SUPPLIED ENTRIES
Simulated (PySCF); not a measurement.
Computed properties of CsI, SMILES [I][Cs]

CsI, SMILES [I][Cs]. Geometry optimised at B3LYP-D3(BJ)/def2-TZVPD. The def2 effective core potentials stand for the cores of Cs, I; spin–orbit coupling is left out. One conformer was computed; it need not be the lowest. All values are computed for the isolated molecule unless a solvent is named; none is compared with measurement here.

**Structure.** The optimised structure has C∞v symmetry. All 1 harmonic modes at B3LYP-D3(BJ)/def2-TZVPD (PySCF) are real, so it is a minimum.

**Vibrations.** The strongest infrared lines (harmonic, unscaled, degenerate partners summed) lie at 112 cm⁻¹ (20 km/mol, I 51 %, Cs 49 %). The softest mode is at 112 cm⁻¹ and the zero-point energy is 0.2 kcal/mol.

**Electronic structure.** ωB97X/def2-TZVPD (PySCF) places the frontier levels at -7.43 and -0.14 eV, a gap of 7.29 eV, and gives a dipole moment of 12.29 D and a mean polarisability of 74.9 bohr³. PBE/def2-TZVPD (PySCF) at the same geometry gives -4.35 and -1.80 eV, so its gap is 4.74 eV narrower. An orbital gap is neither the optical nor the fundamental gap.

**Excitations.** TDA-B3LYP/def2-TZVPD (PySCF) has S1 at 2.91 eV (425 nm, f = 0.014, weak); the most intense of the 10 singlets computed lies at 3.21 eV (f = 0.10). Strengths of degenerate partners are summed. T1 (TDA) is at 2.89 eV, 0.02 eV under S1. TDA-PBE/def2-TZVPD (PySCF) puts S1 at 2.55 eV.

ASSIGNMENT
Reproduce the entries exactly, starting at their first line and stopping after the line with "is 0.2 kcal/mol.".

TASK ANSWER
Simulated (PySCF); not a measurement.
Computed properties of CsI, SMILES [I][Cs]

CsI, SMILES [I][Cs]. Geometry optimised at B3LYP-D3(BJ)/def2-TZVPD. The def2 effective core potentials stand for the cores of Cs, I; spin–orbit coupling is left out. One conformer was computed; it need not be the lowest. All values are computed for the isolated molecule unless a solvent is named; none is compared with measurement here.

**Structure.** The optimised structure has C∞v symmetry. All 1 harmonic modes at B3LYP-D3(BJ)/def2-TZVPD (PySCF) are real, so it is a minimum.

**Vibrations.** The strongest infrared lines (harmonic, unscaled, degenerate partners summed) lie at 112 cm⁻¹ (20 km/mol, I 51 %, Cs 49 %). The softest mode is at 112 cm⁻¹ and the zero-point energy is 0.2 kcal/mol.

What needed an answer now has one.